= WORK ORDER =
Print, exactly as they stand, the lines from the start of the listing to the line containing "Method: GFN2-xTB geometry", inclusive.

= DATA EXTRACTS =
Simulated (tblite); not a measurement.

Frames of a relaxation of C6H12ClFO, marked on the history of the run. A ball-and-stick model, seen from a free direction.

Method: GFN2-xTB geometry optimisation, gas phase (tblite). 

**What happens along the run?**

= ANSWER AREA =
Simulated (tblite); not a measurement.

Frames of a relaxation of C6H12ClFO, marked on the history of the run. A ball-and-stick model, seen from a free direction.

Method: GFN2-xTB geometry optimisation, gas phase (tblite). 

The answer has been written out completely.